Work task:
Repeat word for word every line of the data below, from the first through the line containing "Alike in both", and stop there.

>>>>>

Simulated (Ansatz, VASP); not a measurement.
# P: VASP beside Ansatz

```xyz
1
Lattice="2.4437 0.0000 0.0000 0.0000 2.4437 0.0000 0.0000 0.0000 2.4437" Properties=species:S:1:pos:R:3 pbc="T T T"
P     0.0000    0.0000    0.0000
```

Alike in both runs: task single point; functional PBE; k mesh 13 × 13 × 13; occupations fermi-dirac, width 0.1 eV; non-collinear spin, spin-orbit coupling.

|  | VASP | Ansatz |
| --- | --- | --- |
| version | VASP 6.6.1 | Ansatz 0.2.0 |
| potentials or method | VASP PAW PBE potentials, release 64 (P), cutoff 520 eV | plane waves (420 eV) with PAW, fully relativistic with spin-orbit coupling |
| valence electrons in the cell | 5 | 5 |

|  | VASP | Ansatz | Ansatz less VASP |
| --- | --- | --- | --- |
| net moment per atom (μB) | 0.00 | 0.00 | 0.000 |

<<<<<

Result:
Simulated (Ansatz, VASP); not a measurement.
# P: VASP beside Ansatz

```xyz
1
Lattice="2.4437 0.0000 0.0000 0.0000 2.4437 0.0000 0.0000 0.0000 2.4437" Properties=species:S:1:pos:R:3 pbc="T T T"
P     0.0000    0.0000    0.0000
```

Alike in both runs: task single point; functional PBE; k mesh 13 × 13 × 13; occupations fermi-dirac, width 0.1 eV; non-collinear spin, spin-orbit coupling.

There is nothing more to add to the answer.